ASSIGNMENT
Extract the first line through the line containing "Partial pair distribution functions of" from the listing below, exactly as written.

*** DATA FOR REVIEW Section Begins ***

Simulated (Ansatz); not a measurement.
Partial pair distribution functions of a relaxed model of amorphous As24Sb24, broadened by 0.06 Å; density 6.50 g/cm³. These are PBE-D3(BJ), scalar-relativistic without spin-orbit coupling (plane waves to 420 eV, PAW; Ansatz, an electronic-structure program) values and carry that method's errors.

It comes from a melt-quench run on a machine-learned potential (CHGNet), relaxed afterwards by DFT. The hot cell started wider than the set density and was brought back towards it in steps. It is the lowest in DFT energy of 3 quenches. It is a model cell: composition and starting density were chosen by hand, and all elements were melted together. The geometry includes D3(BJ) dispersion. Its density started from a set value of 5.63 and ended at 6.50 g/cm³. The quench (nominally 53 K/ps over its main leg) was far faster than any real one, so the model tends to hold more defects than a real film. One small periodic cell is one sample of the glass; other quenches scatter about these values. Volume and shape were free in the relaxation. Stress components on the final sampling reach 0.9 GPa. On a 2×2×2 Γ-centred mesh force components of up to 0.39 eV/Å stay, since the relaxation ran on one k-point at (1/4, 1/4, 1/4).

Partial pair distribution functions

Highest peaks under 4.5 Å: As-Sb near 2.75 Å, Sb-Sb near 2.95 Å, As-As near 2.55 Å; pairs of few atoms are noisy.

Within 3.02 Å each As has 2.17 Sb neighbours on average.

*** DATA FOR REVIEW Section Ends ***

WRITTEN RESPONSE
Simulated (Ansatz); not a measurement.
Partial pair distribution functions of a relaxed model of amorphous As24Sb24, broadened by 0.06 Å; density 6.50 g/cm³. These are PBE-D3(BJ), scalar-relativistic without spin-orbit coupling (plane waves to 420 eV, PAW; Ansatz, an electronic-structure program) values and carry that method's errors.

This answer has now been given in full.